Task item: In the records below, find the line that contains "CH₅NS. (a) total" and the line that contains "Interpret the plot.". Set down exactly those lines and every line between them, and nothing more.

┌────────
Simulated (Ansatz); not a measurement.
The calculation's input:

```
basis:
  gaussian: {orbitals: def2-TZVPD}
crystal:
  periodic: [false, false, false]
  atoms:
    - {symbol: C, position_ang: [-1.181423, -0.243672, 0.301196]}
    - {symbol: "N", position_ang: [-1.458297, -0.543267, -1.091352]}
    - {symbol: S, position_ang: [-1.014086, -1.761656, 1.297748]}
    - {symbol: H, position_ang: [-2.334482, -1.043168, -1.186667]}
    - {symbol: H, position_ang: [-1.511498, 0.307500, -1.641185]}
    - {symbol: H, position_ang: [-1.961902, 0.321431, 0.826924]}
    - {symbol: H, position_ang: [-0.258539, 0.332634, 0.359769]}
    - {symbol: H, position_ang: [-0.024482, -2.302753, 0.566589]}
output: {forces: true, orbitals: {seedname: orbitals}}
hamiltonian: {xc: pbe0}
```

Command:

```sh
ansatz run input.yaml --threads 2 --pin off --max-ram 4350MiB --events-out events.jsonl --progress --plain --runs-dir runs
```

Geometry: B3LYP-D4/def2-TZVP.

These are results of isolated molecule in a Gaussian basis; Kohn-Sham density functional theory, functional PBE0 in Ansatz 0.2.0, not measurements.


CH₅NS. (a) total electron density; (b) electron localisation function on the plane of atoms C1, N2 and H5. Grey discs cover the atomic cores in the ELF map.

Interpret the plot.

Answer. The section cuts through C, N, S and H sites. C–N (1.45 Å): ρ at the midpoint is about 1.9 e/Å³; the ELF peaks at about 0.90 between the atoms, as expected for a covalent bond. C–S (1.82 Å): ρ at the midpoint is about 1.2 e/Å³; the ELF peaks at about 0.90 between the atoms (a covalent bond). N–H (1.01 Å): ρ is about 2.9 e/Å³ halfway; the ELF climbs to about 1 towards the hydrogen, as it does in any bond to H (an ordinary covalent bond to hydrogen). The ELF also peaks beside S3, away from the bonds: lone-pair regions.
└────────

Problem solution:
CH₅NS. (a) total electron density; (b) electron localisation function on the plane of atoms C1, N2 and H5. Grey discs cover the atomic cores in the ELF map.

Interpret the plot.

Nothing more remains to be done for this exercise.